**WORK TASK**
Write the data below out again, unchanged.

**DATA EXTRACTS**
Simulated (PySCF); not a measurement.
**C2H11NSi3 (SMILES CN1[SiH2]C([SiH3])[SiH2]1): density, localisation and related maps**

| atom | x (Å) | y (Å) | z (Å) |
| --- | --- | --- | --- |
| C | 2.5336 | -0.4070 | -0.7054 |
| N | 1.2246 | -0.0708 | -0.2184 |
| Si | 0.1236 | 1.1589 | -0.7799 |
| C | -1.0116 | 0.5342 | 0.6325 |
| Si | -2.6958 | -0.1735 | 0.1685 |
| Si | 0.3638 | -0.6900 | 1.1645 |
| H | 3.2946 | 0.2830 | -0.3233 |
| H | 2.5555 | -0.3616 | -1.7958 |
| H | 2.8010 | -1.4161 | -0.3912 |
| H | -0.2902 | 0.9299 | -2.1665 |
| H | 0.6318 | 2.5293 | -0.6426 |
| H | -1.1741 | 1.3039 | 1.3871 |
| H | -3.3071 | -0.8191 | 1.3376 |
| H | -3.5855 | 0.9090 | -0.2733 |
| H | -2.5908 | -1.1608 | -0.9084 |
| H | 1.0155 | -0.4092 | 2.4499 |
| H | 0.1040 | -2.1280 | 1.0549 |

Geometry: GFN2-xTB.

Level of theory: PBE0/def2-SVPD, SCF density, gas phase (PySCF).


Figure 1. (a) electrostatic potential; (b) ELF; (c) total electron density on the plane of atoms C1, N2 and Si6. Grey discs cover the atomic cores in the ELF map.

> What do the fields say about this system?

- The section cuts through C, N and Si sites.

**WRITTEN ANSWER**
Simulated (PySCF); not a measurement.
**C2H11NSi3 (SMILES CN1[SiH2]C([SiH3])[SiH2]1): density, localisation and related maps**

| atom | x (Å) | y (Å) | z (Å) |
| --- | --- | --- | --- |
| C | 2.5336 | -0.4070 | -0.7054 |
| N | 1.2246 | -0.0708 | -0.2184 |
| Si | 0.1236 | 1.1589 | -0.7799 |
| C | -1.0116 | 0.5342 | 0.6325 |
| Si | -2.6958 | -0.1735 | 0.1685 |
| Si | 0.3638 | -0.6900 | 1.1645 |
| H | 3.2946 | 0.2830 | -0.3233 |
| H | 2.5555 | -0.3616 | -1.7958 |
| H | 2.8010 | -1.4161 | -0.3912 |
| H | -0.2902 | 0.9299 | -2.1665 |
| H | 0.6318 | 2.5293 | -0.6426 |
| H | -1.1741 | 1.3039 | 1.3871 |
| H | -3.3071 | -0.8191 | 1.3376 |
| H | -3.5855 | 0.9090 | -0.2733 |
| H | -2.5908 | -1.1608 | -0.9084 |
| H | 1.0155 | -0.4092 | 2.4499 |
| H | 0.1040 | -2.1280 | 1.0549 |

Geometry: GFN2-xTB.

Level of theory: PBE0/def2-SVPD, SCF density, gas phase (PySCF).


Figure 1. (a) electrostatic potential; (b) ELF; (c) total electron density on the plane of atoms C1, N2 and Si6. Grey discs cover the atomic cores in the ELF map.

> What do the fields say about this system?

- The section cuts through C, N and Si sites.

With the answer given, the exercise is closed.